☆ ☆ ☆ ☆ ☆ ☆ ☆

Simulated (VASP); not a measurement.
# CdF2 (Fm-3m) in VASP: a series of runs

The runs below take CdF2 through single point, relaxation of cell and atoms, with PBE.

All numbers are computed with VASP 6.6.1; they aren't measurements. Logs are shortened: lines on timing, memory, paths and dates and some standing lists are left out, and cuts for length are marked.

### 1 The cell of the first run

☆ ☆ ☆ ☆ ☆ ☆ ☆

ASSIGNMENT
Make an exact transcription of all the records.

WORKED SOLUTION
Simulated (VASP); not a measurement.
# CdF2 (Fm-3m) in VASP: a series of runs

The runs below take CdF2 through single point, relaxation of cell and atoms, with PBE.

All numbers are computed with VASP 6.6.1; they aren't measurements. Logs are shortened: lines on timing, memory, paths and dates and some standing lists are left out, and cuts for length are marked.

### 1 The cell of the first run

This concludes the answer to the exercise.